The task calls for each record to be given again exactly.

---+---
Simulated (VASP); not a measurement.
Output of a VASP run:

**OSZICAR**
---+---

§ **RESPONSE BOX**:
Simulated (VASP); not a measurement.
Output of a VASP run:

**OSZICAR**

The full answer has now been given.